ASSIGNED TASK
Start at the line with "NBANDS = 12 |" in the records below, stop at the line with "force: 0.006 eV/Å", and return every line in that span exactly, the two end lines included.

DATA
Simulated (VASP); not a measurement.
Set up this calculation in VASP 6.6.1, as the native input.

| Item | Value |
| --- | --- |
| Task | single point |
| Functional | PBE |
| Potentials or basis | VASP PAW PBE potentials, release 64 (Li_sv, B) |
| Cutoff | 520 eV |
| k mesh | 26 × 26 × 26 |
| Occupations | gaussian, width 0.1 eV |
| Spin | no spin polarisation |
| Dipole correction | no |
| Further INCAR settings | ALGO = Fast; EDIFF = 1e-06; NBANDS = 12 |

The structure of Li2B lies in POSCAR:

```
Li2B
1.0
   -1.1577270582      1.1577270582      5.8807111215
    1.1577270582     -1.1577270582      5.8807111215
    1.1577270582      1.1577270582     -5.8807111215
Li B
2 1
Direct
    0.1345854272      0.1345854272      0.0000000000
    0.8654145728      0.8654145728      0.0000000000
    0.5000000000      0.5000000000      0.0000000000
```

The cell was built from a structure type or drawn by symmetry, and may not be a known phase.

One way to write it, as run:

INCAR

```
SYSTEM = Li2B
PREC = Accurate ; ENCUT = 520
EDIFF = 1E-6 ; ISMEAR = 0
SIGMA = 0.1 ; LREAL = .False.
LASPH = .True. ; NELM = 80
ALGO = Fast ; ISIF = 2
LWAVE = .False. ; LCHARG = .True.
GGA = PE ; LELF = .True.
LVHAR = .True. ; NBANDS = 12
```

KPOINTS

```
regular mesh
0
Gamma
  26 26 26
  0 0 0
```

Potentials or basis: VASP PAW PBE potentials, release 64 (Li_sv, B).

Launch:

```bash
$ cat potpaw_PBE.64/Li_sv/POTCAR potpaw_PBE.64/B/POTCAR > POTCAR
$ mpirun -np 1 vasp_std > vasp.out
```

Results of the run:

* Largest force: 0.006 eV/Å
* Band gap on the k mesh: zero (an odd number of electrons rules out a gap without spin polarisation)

EXERCISE RESPONSE
| Further INCAR settings | ALGO = Fast; EDIFF = 1e-06; NBANDS = 12 |

The structure of Li2B lies in POSCAR:

```
Li2B
1.0
   -1.1577270582      1.1577270582      5.8807111215
    1.1577270582     -1.1577270582      5.8807111215
    1.1577270582      1.1577270582     -5.8807111215
Li B
2 1
Direct
    0.1345854272      0.1345854272      0.0000000000
    0.8654145728      0.8654145728      0.0000000000
    0.5000000000      0.5000000000      0.0000000000
```

The cell was built from a structure type or drawn by symmetry, and may not be a known phase.

One way to write it, as run:

INCAR

```
SYSTEM = Li2B
PREC = Accurate ; ENCUT = 520
EDIFF = 1E-6 ; ISMEAR = 0
SIGMA = 0.1 ; LREAL = .False.
LASPH = .True. ; NELM = 80
ALGO = Fast ; ISIF = 2
LWAVE = .False. ; LCHARG = .True.
GGA = PE ; LELF = .True.
LVHAR = .True. ; NBANDS = 12
```

KPOINTS

```
regular mesh
0
Gamma
  26 26 26
  0 0 0
```

Potentials or basis: VASP PAW PBE potentials, release 64 (Li_sv, B).

Launch:

```bash
$ cat potpaw_PBE.64/Li_sv/POTCAR potpaw_PBE.64/B/POTCAR > POTCAR
$ mpirun -np 1 vasp_std > vasp.out
```

Results of the run:

* Largest force: 0.006 eV/Å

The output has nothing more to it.